> Assignment
Only the lines from the top of the data through the line containing "width 0.1 eV" should be duplicated, exactly as they appear.

|---|
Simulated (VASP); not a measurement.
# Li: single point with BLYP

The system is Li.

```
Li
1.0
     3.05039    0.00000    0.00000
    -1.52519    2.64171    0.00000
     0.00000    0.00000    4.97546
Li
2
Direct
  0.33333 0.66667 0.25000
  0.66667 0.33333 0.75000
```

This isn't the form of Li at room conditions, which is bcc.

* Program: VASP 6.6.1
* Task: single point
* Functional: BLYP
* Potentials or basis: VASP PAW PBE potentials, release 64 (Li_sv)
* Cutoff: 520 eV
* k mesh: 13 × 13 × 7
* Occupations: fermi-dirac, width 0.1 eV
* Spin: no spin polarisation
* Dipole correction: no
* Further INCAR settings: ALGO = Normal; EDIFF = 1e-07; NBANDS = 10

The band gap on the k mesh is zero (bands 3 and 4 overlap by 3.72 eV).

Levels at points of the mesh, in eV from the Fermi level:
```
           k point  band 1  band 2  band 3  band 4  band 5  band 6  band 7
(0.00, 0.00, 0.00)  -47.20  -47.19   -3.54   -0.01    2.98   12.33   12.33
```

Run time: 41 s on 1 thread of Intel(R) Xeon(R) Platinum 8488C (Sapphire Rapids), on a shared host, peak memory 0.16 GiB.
|---|

> Worked solution
Simulated (VASP); not a measurement.
# Li: single point with BLYP

The system is Li.

```
Li
1.0
     3.05039    0.00000    0.00000
    -1.52519    2.64171    0.00000
     0.00000    0.00000    4.97546
Li
2
Direct
  0.33333 0.66667 0.25000
  0.66667 0.33333 0.75000
```

This isn't the form of Li at room conditions, which is bcc.

* Program: VASP 6.6.1
* Task: single point
* Functional: BLYP
* Potentials or basis: VASP PAW PBE potentials, release 64 (Li_sv)
* Cutoff: 520 eV
* k mesh: 13 × 13 × 7
* Occupations: fermi-dirac, width 0.1 eV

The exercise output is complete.